_LISTED RECORDS_
● ● ● ● ●
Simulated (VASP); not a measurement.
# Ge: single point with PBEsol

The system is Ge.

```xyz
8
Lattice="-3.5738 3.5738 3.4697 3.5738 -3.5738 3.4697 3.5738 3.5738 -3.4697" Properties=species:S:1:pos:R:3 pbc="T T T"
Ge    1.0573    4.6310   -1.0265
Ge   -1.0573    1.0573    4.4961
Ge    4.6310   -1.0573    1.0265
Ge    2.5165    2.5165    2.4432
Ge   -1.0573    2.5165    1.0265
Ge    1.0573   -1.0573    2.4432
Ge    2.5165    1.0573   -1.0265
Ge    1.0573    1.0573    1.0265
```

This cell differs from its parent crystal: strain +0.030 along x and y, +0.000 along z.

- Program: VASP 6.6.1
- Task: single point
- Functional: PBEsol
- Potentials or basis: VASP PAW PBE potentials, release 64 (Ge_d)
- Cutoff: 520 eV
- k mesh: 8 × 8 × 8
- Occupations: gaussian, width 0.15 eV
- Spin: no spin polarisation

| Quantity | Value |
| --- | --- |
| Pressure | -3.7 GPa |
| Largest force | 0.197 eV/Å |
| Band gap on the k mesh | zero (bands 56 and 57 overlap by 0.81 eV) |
● ● ● ● ●

_ACTION ITEM_
Transcribe every entry, keeping each line exactly as it reads.

_EXERCISE RESPONSE_
Simulated (VASP); not a measurement.
# Ge: single point with PBEsol

The system is Ge.

```xyz
8
Lattice="-3.5738 3.5738 3.4697 3.5738 -3.5738 3.4697 3.5738 3.5738 -3.4697" Properties=species:S:1:pos:R:3 pbc="T T T"
Ge    1.0573    4.6310   -1.0265
Ge   -1.0573    1.0573    4.4961
Ge    4.6310   -1.0573    1.0265
Ge    2.5165    2.5165    2.4432
Ge   -1.0573    2.5165    1.0265
Ge    1.0573   -1.0573    2.4432
Ge    2.5165    1.0573   -1.0265
Ge    1.0573    1.0573    1.0265
```

This cell differs from its parent crystal: strain +0.030 along x and y, +0.000 along z.

- Program: VASP 6.6.1
- Task: single point
- Functional: PBEsol
- Potentials or basis: VASP PAW PBE potentials, release 64 (Ge_d)
- Cutoff: 520 eV
- k mesh: 8 × 8 × 8
- Occupations: gaussian, width 0.15 eV
- Spin: no spin polarisation

| Quantity | Value |
| --- | --- |
| Pressure | -3.7 GPa |
| Largest force | 0.197 eV/Å |
| Band gap on the k mesh | zero (bands 56 and 57 overlap by 0.81 eV) |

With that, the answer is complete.